╭─ Source material

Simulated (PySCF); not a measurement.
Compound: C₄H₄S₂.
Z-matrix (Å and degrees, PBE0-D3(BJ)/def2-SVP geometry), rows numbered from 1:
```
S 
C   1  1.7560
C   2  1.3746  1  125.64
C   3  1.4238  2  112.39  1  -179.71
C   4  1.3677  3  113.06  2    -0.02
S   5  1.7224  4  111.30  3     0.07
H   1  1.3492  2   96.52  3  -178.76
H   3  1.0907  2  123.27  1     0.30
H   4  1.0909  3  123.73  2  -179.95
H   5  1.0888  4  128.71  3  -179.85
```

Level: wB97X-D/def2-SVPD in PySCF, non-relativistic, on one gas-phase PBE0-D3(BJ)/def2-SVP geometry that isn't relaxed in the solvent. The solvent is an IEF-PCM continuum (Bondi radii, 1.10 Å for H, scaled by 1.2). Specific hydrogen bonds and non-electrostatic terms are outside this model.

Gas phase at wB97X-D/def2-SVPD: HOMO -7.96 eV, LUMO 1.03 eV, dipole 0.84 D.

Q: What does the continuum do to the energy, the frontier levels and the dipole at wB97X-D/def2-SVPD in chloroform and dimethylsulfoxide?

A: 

╰─

> _Assignment_:
Find the line with "Z-matrix (Å and" in the entries above. Retype it and each line after it, exactly, through the line with "Q: What does", and stop there.

> _Result_:
Z-matrix (Å and degrees, PBE0-D3(BJ)/def2-SVP geometry), rows numbered from 1:
```
S 
C   1  1.7560
C   2  1.3746  1  125.64
C   3  1.4238  2  112.39  1  -179.71
C   4  1.3677  3  113.06  2    -0.02
S   5  1.7224  4  111.30  3     0.07
H   1  1.3492  2   96.52  3  -178.76
H   3  1.0907  2  123.27  1     0.30
H   4  1.0909  3  123.73  2  -179.95
H   5  1.0888  4  128.71  3  -179.85
```

Level: wB97X-D/def2-SVPD in PySCF, non-relativistic, on one gas-phase PBE0-D3(BJ)/def2-SVP geometry that isn't relaxed in the solvent. The solvent is an IEF-PCM continuum (Bondi radii, 1.10 Å for H, scaled by 1.2). Specific hydrogen bonds and non-electrostatic terms are outside this model.

Gas phase at wB97X-D/def2-SVPD: HOMO -7.96 eV, LUMO 1.03 eV, dipole 0.84 D.

Q: What does the continuum do to the energy, the frontier levels and the dipole at wB97X-D/def2-SVPD in chloroform and dimethylsulfoxide?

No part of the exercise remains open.